DATA
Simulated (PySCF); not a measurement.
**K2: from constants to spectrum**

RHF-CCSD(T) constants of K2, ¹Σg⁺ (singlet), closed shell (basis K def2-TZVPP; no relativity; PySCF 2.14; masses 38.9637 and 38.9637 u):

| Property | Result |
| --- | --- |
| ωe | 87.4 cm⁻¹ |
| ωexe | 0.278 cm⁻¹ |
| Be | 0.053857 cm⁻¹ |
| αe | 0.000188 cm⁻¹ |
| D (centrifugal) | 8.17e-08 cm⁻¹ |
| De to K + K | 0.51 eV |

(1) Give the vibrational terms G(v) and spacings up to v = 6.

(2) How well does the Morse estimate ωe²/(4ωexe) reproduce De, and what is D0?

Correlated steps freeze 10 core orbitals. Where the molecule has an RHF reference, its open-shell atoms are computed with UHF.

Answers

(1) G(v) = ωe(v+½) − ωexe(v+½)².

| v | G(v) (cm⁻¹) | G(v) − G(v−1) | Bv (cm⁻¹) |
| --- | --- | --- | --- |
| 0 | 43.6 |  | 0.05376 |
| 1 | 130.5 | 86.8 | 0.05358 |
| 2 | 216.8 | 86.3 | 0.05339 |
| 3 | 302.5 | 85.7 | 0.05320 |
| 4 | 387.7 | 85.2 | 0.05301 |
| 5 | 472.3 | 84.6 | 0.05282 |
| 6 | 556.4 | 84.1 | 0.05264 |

WORK TASK
In the listing above, find the line containing "(2) How well" and the line containing "84.6 | 0.05282 |", then retype both and every line between them exactly, with nothing else.

TASK RESPONSE
(2) How well does the Morse estimate ωe²/(4ωexe) reproduce De, and what is D0?

Correlated steps freeze 10 core orbitals. Where the molecule has an RHF reference, its open-shell atoms are computed with UHF.

Answers

(1) G(v) = ωe(v+½) − ωexe(v+½)².

| v | G(v) (cm⁻¹) | G(v) − G(v−1) | Bv (cm⁻¹) |
| --- | --- | --- | --- |
| 0 | 43.6 |  | 0.05376 |
| 1 | 130.5 | 86.8 | 0.05358 |
| 2 | 216.8 | 86.3 | 0.05339 |
| 3 | 302.5 | 85.7 | 0.05320 |
| 4 | 387.7 | 85.2 | 0.05301 |
| 5 | 472.3 | 84.6 | 0.05282 |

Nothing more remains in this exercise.